Entries shown:
○ ○ ○ ○ ○

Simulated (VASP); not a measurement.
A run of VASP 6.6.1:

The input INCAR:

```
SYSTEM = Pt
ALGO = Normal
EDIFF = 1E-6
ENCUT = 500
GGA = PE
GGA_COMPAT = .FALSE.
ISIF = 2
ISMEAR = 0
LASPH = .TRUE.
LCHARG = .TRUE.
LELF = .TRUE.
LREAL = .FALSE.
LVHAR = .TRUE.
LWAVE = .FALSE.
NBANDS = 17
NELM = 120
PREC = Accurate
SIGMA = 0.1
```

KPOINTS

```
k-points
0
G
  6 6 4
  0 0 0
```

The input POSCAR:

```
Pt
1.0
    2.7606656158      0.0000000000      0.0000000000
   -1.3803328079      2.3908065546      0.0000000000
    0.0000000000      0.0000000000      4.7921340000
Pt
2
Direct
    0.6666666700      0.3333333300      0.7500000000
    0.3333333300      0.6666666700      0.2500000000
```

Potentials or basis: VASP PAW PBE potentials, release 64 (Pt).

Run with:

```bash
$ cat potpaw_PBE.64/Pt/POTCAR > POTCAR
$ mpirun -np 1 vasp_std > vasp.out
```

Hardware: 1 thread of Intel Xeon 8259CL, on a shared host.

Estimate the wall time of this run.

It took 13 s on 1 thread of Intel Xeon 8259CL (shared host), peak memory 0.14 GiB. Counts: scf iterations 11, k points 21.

○ ○ ○ ○ ○

Requirement:
From the first line of the listing above to the line that contains "Estimate the wall time of this run.", inclusive, restate every line word for word. Nothing else belongs in the answer.

Response:
Simulated (VASP); not a measurement.
A run of VASP 6.6.1:

The input INCAR:

```
SYSTEM = Pt
ALGO = Normal
EDIFF = 1E-6
ENCUT = 500
GGA = PE
GGA_COMPAT = .FALSE.
ISIF = 2
ISMEAR = 0
LASPH = .TRUE.
LCHARG = .TRUE.
LELF = .TRUE.
LREAL = .FALSE.
LVHAR = .TRUE.
LWAVE = .FALSE.
NBANDS = 17
NELM = 120
PREC = Accurate
SIGMA = 0.1
```

KPOINTS

```
k-points
0
G
  6 6 4
  0 0 0
```

The input POSCAR:

```
Pt
1.0
    2.7606656158      0.0000000000      0.0000000000
   -1.3803328079      2.3908065546      0.0000000000
    0.0000000000      0.0000000000      4.7921340000
Pt
2
Direct
    0.6666666700      0.3333333300      0.7500000000
    0.3333333300      0.6666666700      0.2500000000
```

Potentials or basis: VASP PAW PBE potentials, release 64 (Pt).

Run with:

```bash
$ cat potpaw_PBE.64/Pt/POTCAR > POTCAR
$ mpirun -np 1 vasp_std > vasp.out
```

Hardware: 1 thread of Intel Xeon 8259CL, on a shared host.

Estimate the wall time of this run.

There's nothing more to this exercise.